======== EXCERPTED DATA
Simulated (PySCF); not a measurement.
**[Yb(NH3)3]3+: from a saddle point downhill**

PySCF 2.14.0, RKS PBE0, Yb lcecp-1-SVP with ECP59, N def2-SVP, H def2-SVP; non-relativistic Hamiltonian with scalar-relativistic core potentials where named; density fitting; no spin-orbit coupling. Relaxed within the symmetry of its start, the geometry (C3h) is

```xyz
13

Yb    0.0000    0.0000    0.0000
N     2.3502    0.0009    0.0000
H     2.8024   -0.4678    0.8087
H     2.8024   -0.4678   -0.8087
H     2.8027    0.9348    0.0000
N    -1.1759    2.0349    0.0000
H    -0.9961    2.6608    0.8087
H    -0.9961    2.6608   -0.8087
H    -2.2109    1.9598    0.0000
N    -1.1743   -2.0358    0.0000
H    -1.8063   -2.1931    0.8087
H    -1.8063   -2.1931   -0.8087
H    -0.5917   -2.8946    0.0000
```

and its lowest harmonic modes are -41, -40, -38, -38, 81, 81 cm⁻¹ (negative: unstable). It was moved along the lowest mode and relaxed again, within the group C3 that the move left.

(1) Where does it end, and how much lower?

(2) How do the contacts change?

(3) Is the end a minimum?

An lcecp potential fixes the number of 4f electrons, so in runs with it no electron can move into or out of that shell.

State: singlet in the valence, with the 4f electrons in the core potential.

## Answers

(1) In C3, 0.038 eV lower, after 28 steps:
================

◆ **BRIEF**
What you return must match the data above character for character.

◆ **ANSWER SECTION**
Simulated (PySCF); not a measurement.
**[Yb(NH3)3]3+: from a saddle point downhill**

PySCF 2.14.0, RKS PBE0, Yb lcecp-1-SVP with ECP59, N def2-SVP, H def2-SVP; non-relativistic Hamiltonian with scalar-relativistic core potentials where named; density fitting; no spin-orbit coupling. Relaxed within the symmetry of its start, the geometry (C3h) is

```xyz
13

Yb    0.0000    0.0000    0.0000
N     2.3502    0.0009    0.0000
H     2.8024   -0.4678    0.8087
H     2.8024   -0.4678   -0.8087
H     2.8027    0.9348    0.0000
N    -1.1759    2.0349    0.0000
H    -0.9961    2.6608    0.8087
H    -0.9961    2.6608   -0.8087
H    -2.2109    1.9598    0.0000
N    -1.1743   -2.0358    0.0000
H    -1.8063   -2.1931    0.8087
H    -1.8063   -2.1931   -0.8087
H    -0.5917   -2.8946    0.0000
```

and its lowest harmonic modes are -41, -40, -38, -38, 81, 81 cm⁻¹ (negative: unstable). It was moved along the lowest mode and relaxed again, within the group C3 that the move left.

(1) Where does it end, and how much lower?

(2) How do the contacts change?

(3) Is the end a minimum?

An lcecp potential fixes the number of 4f electrons, so in runs with it no electron can move into or out of that shell.

State: singlet in the valence, with the 4f electrons in the core potential.

## Answers

(1) In C3, 0.038 eV lower, after 28 steps:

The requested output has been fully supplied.